• _Required action_
Give back the full listing, exactly as it is.

• _Data records_
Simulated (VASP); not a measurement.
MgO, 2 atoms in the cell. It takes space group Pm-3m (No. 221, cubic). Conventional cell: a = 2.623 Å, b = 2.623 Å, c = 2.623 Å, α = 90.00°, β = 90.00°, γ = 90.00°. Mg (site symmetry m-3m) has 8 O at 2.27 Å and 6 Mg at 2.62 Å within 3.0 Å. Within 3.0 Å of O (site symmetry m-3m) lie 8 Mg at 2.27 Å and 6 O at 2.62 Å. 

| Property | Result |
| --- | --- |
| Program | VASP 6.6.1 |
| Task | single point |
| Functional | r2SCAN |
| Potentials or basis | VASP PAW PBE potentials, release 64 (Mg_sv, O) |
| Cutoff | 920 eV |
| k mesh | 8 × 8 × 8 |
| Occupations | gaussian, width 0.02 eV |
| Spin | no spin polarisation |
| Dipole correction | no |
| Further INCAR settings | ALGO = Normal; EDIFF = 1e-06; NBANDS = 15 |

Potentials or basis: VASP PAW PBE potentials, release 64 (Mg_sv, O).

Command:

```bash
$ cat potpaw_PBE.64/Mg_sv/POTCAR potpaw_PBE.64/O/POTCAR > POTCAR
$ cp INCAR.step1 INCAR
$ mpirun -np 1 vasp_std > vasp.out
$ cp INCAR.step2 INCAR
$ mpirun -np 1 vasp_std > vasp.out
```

• _Written solution_
Simulated (VASP); not a measurement.
MgO, 2 atoms in the cell. It takes space group Pm-3m (No. 221, cubic). Conventional cell: a = 2.623 Å, b = 2.623 Å, c = 2.623 Å, α = 90.00°, β = 90.00°, γ = 90.00°. Mg (site symmetry m-3m) has 8 O at 2.27 Å and 6 Mg at 2.62 Å within 3.0 Å. Within 3.0 Å of O (site symmetry m-3m) lie 8 Mg at 2.27 Å and 6 O at 2.62 Å. 

| Property | Result |
| --- | --- |
| Program | VASP 6.6.1 |
| Task | single point |
| Functional | r2SCAN |
| Potentials or basis | VASP PAW PBE potentials, release 64 (Mg_sv, O) |
| Cutoff | 920 eV |
| k mesh | 8 × 8 × 8 |
| Occupations | gaussian, width 0.02 eV |
| Spin | no spin polarisation |
| Dipole correction | no |
| Further INCAR settings | ALGO = Normal; EDIFF = 1e-06; NBANDS = 15 |

Potentials or basis: VASP PAW PBE potentials, release 64 (Mg_sv, O).

Command:

```bash
$ cat potpaw_PBE.64/Mg_sv/POTCAR potpaw_PBE.64/O/POTCAR > POTCAR
$ cp INCAR.step1 INCAR
$ mpirun -np 1 vasp_std > vasp.out
$ cp INCAR.step2 INCAR
$ mpirun -np 1 vasp_std > vasp.out
```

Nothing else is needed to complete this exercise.